▶ **Work request**:
Give back the records in their entirety, exactly.

▶ **Supplied information**:
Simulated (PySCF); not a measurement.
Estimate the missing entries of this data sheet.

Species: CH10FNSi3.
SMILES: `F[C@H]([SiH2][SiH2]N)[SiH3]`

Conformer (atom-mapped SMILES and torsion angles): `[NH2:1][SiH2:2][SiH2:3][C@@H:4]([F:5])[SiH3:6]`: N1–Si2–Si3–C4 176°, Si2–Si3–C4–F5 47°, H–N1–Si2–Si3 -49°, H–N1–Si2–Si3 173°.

▶ **Response**:
Simulated (PySCF); not a measurement.
Estimate the missing entries of this data sheet.

Species: CH10FNSi3.
SMILES: `F[C@H]([SiH2][SiH2]N)[SiH3]`

Conformer (atom-mapped SMILES and torsion angles): `[NH2:1][SiH2:2][SiH2:3][C@@H:4]([F:5])[SiH3:6]`: N1–Si2–Si3–C4 176°, Si2–Si3–C4–F5 47°, H–N1–Si2–Si3 -49°, H–N1–Si2–Si3 173°.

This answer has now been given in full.